### REQUIREMENT
Take the material below and output exactly the run of lines from the one containing "-27000 | -27400 |" down to the one containing "18700 | 18800 |", with both included.

### INPUT DATA
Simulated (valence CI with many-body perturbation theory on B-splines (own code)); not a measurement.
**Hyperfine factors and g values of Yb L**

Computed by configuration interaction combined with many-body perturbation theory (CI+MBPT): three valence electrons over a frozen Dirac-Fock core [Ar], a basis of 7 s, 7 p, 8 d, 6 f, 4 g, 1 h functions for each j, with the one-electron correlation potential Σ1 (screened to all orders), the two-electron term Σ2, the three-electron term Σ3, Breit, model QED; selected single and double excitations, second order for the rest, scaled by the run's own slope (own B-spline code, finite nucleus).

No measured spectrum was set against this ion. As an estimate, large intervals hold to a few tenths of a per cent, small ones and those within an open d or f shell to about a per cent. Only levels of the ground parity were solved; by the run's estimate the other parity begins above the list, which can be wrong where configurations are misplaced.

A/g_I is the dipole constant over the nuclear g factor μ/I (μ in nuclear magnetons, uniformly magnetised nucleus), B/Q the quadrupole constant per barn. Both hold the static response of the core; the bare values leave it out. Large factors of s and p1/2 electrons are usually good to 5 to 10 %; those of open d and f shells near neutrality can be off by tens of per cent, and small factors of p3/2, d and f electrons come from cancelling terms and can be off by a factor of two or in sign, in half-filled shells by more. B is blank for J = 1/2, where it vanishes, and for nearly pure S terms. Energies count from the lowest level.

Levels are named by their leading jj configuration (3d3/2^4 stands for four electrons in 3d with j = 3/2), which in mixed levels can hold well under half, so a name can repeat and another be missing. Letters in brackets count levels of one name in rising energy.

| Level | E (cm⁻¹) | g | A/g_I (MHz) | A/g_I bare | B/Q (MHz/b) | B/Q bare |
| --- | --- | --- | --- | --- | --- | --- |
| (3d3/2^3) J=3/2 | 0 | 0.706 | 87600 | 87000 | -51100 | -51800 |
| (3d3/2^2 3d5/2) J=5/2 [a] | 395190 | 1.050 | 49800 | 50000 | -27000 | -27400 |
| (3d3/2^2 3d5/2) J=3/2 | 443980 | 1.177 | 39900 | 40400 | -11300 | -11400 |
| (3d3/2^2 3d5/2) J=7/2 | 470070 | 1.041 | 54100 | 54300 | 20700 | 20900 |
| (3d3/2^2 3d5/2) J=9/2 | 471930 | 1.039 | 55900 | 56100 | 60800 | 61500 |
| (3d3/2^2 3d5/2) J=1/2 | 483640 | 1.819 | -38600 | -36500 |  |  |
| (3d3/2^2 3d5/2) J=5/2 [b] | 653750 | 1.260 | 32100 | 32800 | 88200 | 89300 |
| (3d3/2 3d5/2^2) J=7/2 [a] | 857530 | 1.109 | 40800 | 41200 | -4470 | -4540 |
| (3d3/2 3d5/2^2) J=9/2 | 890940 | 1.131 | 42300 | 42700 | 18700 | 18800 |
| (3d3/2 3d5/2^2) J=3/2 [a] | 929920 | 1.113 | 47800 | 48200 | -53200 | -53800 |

### EXERCISE OUTPUT
| (3d3/2^2 3d5/2) J=5/2 [a] | 395190 | 1.050 | 49800 | 50000 | -27000 | -27400 |
| (3d3/2^2 3d5/2) J=3/2 | 443980 | 1.177 | 39900 | 40400 | -11300 | -11400 |
| (3d3/2^2 3d5/2) J=7/2 | 470070 | 1.041 | 54100 | 54300 | 20700 | 20900 |
| (3d3/2^2 3d5/2) J=9/2 | 471930 | 1.039 | 55900 | 56100 | 60800 | 61500 |
| (3d3/2^2 3d5/2) J=1/2 | 483640 | 1.819 | -38600 | -36500 |  |  |
| (3d3/2^2 3d5/2) J=5/2 [b] | 653750 | 1.260 | 32100 | 32800 | 88200 | 89300 |
| (3d3/2 3d5/2^2) J=7/2 [a] | 857530 | 1.109 | 40800 | 41200 | -4470 | -4540 |
| (3d3/2 3d5/2^2) J=9/2 | 890940 | 1.131 | 42300 | 42700 | 18700 | 18800 |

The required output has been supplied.